> _Data supplied_
■ ■ ■ ■ ■
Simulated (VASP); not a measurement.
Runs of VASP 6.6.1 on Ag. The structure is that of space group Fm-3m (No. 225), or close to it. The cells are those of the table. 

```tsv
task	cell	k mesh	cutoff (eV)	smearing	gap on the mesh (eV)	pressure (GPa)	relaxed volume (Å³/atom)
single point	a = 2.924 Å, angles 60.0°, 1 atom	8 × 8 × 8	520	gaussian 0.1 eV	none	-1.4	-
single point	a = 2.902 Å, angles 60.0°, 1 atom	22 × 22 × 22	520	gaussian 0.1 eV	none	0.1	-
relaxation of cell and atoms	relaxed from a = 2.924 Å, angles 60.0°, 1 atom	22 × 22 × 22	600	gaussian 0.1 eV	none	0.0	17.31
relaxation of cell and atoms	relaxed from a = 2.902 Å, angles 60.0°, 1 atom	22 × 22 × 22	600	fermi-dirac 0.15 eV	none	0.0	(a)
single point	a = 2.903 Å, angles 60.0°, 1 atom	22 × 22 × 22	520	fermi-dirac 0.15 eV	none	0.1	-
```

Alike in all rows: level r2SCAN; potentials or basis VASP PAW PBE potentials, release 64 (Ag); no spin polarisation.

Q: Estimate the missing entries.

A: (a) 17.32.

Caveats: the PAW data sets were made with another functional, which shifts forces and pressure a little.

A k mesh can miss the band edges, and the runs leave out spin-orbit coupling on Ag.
■ ■ ■ ■ ■

> _Exercise_
With no line skipped, output the listing in full.

> _Exercise result_
Simulated (VASP); not a measurement.
Runs of VASP 6.6.1 on Ag. The structure is that of space group Fm-3m (No. 225), or close to it. The cells are those of the table. 

```tsv
task	cell	k mesh	cutoff (eV)	smearing	gap on the mesh (eV)	pressure (GPa)	relaxed volume (Å³/atom)
single point	a = 2.924 Å, angles 60.0°, 1 atom	8 × 8 × 8	520	gaussian 0.1 eV	none	-1.4	-
single point	a = 2.902 Å, angles 60.0°, 1 atom	22 × 22 × 22	520	gaussian 0.1 eV	none	0.1	-
relaxation of cell and atoms	relaxed from a = 2.924 Å, angles 60.0°, 1 atom	22 × 22 × 22	600	gaussian 0.1 eV	none	0.0	17.31
relaxation of cell and atoms	relaxed from a = 2.902 Å, angles 60.0°, 1 atom	22 × 22 × 22	600	fermi-dirac 0.15 eV	none	0.0	(a)
single point	a = 2.903 Å, angles 60.0°, 1 atom	22 × 22 × 22	520	fermi-dirac 0.15 eV	none	0.1	-
```

Alike in all rows: level r2SCAN; potentials or basis VASP PAW PBE potentials, release 64 (Ag); no spin polarisation.

Q: Estimate the missing entries.

A: (a) 17.32.

Caveats: the PAW data sets were made with another functional, which shifts forces and pressure a little.

A k mesh can miss the band edges, and the runs leave out spin-orbit coupling on Ag.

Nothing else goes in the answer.